STORED DATA:
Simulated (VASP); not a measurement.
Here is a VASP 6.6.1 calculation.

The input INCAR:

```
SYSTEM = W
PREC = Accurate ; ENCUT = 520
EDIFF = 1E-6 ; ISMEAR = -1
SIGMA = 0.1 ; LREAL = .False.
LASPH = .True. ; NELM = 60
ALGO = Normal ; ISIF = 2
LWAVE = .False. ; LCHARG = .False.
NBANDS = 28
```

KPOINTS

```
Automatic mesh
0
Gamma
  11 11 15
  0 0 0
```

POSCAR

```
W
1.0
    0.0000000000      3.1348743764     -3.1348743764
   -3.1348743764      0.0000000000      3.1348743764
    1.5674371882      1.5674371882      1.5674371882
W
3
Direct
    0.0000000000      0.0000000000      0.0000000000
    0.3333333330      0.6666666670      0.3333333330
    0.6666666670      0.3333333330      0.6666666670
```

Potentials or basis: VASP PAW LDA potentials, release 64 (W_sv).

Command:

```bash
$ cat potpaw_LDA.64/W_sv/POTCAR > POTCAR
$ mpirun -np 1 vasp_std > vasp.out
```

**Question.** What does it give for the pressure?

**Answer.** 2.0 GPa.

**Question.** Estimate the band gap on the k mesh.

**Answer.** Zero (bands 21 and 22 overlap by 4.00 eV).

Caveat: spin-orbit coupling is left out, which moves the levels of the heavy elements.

REQUIREMENT: Reproduce only what lies between the start of the listing above and the end of the line containing "by 4.00 eV).", keeping every line exact.

EXERCISE RESULT:
Simulated (VASP); not a measurement.
Here is a VASP 6.6.1 calculation.

The input INCAR:

```
SYSTEM = W
PREC = Accurate ; ENCUT = 520
EDIFF = 1E-6 ; ISMEAR = -1
SIGMA = 0.1 ; LREAL = .False.
LASPH = .True. ; NELM = 60
ALGO = Normal ; ISIF = 2
LWAVE = .False. ; LCHARG = .False.
NBANDS = 28
```

KPOINTS

```
Automatic mesh
0
Gamma
  11 11 15
  0 0 0
```

POSCAR

```
W
1.0
    0.0000000000      3.1348743764     -3.1348743764
   -3.1348743764      0.0000000000      3.1348743764
    1.5674371882      1.5674371882      1.5674371882
W
3
Direct
    0.0000000000      0.0000000000      0.0000000000
    0.3333333330      0.6666666670      0.3333333330
    0.6666666670      0.3333333330      0.6666666670
```

Potentials or basis: VASP PAW LDA potentials, release 64 (W_sv).

Command:

```bash
$ cat potpaw_LDA.64/W_sv/POTCAR > POTCAR
$ mpirun -np 1 vasp_std > vasp.out
```

**Question.** What does it give for the pressure?

**Answer.** 2.0 GPa.

**Question.** Estimate the band gap on the k mesh.

**Answer.** Zero (bands 21 and 22 overlap by 4.00 eV).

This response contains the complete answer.